--*--

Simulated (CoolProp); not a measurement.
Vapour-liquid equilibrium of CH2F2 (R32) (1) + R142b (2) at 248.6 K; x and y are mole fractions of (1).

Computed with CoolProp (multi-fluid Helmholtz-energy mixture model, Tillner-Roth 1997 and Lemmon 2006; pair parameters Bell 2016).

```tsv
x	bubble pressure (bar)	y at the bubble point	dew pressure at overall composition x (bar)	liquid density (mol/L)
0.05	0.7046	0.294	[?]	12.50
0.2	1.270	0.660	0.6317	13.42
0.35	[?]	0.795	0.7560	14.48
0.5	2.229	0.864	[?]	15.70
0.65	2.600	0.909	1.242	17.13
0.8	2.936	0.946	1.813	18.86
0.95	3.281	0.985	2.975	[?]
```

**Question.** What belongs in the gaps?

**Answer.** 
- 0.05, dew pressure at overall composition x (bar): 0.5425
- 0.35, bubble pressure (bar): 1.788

--*--

* Action item *
When you repeat the lines, start with the first line of the material and end with the line that contains "Vapour-liquid equilibrium of", keeping both and reproducing each exactly, with nothing added.

* Problem solution *
Simulated (CoolProp); not a measurement.
Vapour-liquid equilibrium of CH2F2 (R32) (1) + R142b (2) at 248.6 K; x and y are mole fractions of (1).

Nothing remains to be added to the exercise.